▶ _ASSIGNED TASK_: Every entry has to be restated word for word.

——

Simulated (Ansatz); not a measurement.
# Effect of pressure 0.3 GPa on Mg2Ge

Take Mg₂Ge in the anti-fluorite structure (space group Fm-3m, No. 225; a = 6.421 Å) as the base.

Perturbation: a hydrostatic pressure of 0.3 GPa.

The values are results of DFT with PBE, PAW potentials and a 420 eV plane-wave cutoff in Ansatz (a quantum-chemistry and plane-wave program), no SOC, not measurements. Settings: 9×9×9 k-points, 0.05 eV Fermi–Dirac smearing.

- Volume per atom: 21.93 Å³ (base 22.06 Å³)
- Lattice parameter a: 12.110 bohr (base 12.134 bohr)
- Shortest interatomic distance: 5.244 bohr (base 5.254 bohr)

——

▶ _SOLUTION_:
Simulated (Ansatz); not a measurement.
# Effect of pressure 0.3 GPa on Mg2Ge

Take Mg₂Ge in the anti-fluorite structure (space group Fm-3m, No. 225; a = 6.421 Å) as the base.

Perturbation: a hydrostatic pressure of 0.3 GPa.

The values are results of DFT with PBE, PAW potentials and a 420 eV plane-wave cutoff in Ansatz (a quantum-chemistry and plane-wave program), no SOC, not measurements. Settings: 9×9×9 k-points, 0.05 eV Fermi–Dirac smearing.

- Volume per atom: 21.93 Å³ (base 22.06 Å³)
- Lattice parameter a: 12.110 bohr (base 12.134 bohr)
- Shortest interatomic distance: 5.244 bohr (base 5.254 bohr)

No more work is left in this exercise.